Beginning with the first line, copy out each line of the material until the line containing "The workflow started" has been copied as well.

==========
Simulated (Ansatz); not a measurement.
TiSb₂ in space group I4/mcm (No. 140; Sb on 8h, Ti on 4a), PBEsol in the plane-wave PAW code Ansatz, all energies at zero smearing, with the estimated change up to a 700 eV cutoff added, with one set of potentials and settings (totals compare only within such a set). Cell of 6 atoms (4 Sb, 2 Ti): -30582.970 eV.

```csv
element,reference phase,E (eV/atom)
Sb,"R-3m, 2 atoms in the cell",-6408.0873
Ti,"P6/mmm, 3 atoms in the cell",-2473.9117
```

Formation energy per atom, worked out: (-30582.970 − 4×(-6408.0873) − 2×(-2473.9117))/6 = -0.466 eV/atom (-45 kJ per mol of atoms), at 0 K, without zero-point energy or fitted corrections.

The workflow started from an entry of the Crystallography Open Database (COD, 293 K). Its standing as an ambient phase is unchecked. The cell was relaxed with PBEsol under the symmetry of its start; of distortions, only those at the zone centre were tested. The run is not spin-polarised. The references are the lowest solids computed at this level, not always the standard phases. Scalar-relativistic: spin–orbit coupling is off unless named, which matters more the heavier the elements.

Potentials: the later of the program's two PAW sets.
==========

▸ **Exercise response**:
Simulated (Ansatz); not a measurement.
TiSb₂ in space group I4/mcm (No. 140; Sb on 8h, Ti on 4a), PBEsol in the plane-wave PAW code Ansatz, all energies at zero smearing, with the estimated change up to a 700 eV cutoff added, with one set of potentials and settings (totals compare only within such a set). Cell of 6 atoms (4 Sb, 2 Ti): -30582.970 eV.

```csv
element,reference phase,E (eV/atom)
Sb,"R-3m, 2 atoms in the cell",-6408.0873
Ti,"P6/mmm, 3 atoms in the cell",-2473.9117
```

Formation energy per atom, worked out: (-30582.970 − 4×(-6408.0873) − 2×(-2473.9117))/6 = -0.466 eV/atom (-45 kJ per mol of atoms), at 0 K, without zero-point energy or fitted corrections.

The workflow started from an entry of the Crystallography Open Database (COD, 293 K). Its standing as an ambient phase is unchecked. The cell was relaxed with PBEsol under the symmetry of its start; of distortions, only those at the zone centre were tested. The run is not spin-polarised. The references are the lowest solids computed at this level, not always the standard phases. Scalar-relativistic: spin–orbit coupling is off unless named, which matters more the heavier the elements.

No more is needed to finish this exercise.